[Excerpted records Boundary: Start]
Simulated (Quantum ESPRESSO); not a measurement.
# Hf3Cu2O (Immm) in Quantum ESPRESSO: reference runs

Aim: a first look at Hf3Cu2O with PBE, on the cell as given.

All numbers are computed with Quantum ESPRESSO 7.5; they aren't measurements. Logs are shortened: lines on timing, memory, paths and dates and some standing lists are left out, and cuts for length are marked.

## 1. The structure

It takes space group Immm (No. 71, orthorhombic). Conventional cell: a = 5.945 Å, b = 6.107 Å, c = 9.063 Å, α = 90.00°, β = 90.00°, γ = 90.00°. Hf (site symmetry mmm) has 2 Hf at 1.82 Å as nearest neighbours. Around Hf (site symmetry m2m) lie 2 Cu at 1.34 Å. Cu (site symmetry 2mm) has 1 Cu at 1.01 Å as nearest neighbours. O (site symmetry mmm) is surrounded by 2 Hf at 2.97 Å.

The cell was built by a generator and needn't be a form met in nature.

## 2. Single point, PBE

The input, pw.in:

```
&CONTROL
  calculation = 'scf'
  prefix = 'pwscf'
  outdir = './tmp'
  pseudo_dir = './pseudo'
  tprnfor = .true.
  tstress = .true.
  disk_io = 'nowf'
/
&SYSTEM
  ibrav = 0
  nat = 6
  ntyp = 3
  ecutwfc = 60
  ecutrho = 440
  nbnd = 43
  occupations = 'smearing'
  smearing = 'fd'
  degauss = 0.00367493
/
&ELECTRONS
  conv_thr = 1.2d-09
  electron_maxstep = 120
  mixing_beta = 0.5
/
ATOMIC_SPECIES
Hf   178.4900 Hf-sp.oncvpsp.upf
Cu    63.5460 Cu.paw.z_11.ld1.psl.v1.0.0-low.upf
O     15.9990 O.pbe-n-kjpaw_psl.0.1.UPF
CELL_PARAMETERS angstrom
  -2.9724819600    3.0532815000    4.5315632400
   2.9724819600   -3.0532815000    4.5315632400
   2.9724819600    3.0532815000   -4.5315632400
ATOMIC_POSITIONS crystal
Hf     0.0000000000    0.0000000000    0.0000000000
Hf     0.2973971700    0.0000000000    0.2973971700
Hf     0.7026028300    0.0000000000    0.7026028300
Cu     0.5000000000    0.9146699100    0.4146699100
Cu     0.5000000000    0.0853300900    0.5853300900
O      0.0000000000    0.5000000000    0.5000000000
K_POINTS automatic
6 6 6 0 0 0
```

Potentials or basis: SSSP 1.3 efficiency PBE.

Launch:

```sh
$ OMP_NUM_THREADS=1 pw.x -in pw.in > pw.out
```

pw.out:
[Excerpted records Boundary: End]

Brief:
Could you transcribe the entries above word for word, from the line with "# Hf3Cu2O (Immm)" down to the line with "Aim: a first", keeping both?

Exercise response:
# Hf3Cu2O (Immm) in Quantum ESPRESSO: reference runs

Aim: a first look at Hf3Cu2O with PBE, on the cell as given.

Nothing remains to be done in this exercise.